□ □ □
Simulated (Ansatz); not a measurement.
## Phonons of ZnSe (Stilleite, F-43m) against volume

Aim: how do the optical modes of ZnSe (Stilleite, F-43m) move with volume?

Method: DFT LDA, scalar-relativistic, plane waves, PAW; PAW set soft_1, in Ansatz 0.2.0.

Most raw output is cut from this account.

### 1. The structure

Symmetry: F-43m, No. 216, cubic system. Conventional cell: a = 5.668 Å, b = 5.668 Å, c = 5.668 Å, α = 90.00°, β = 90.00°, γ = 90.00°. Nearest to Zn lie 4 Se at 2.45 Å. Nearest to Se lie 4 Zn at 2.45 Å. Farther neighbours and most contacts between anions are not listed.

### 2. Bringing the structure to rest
□ □ □

Every line above is to be transcribed exactly, with nothing dropped.

Answer section>
Simulated (Ansatz); not a measurement.
## Phonons of ZnSe (Stilleite, F-43m) against volume

Aim: how do the optical modes of ZnSe (Stilleite, F-43m) move with volume?

Method: DFT LDA, scalar-relativistic, plane waves, PAW; PAW set soft_1, in Ansatz 0.2.0.

Most raw output is cut from this account.

### 1. The structure

Symmetry: F-43m, No. 216, cubic system. Conventional cell: a = 5.668 Å, b = 5.668 Å, c = 5.668 Å, α = 90.00°, β = 90.00°, γ = 90.00°. Nearest to Zn lie 4 Se at 2.45 Å. Nearest to Se lie 4 Zn at 2.45 Å. Farther neighbours and most contacts between anions are not listed.

### 2. Bringing the structure to rest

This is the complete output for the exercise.